▶ _Data to examine_:
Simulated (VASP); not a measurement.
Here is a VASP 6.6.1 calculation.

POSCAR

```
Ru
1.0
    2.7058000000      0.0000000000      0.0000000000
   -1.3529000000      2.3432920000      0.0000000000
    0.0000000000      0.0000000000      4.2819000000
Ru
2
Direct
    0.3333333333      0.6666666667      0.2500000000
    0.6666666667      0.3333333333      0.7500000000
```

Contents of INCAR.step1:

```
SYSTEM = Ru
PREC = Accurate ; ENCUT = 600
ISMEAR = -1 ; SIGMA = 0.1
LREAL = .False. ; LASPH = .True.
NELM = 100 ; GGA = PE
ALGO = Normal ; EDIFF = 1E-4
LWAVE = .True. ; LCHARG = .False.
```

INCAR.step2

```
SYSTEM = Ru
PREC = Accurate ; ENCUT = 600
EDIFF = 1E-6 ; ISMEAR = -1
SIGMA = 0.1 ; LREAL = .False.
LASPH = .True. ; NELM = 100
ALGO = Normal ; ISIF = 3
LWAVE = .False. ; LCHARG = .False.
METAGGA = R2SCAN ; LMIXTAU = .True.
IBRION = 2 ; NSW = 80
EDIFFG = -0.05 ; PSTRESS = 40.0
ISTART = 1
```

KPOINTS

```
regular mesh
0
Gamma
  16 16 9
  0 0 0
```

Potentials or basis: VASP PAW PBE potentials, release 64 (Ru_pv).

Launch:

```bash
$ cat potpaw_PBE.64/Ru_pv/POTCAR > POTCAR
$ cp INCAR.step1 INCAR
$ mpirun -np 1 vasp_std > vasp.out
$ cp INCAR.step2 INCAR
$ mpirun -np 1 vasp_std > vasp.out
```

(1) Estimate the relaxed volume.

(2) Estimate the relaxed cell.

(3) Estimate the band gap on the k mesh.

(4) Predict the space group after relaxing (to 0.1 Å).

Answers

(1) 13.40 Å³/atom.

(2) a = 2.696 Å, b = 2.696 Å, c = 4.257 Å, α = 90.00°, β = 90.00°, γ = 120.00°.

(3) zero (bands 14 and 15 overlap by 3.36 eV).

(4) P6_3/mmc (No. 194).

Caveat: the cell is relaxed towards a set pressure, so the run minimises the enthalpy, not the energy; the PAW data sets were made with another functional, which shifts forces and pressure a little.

▶ _Assignment_: Where the listing above has a line with "(3) zero (bands", start there, and output every line exactly through the line with "(4) P6_3/mmc (No. 194).", which is also included.

▶ _Task solution_:
(3) zero (bands 14 and 15 overlap by 3.36 eV).

(4) P6_3/mmc (No. 194).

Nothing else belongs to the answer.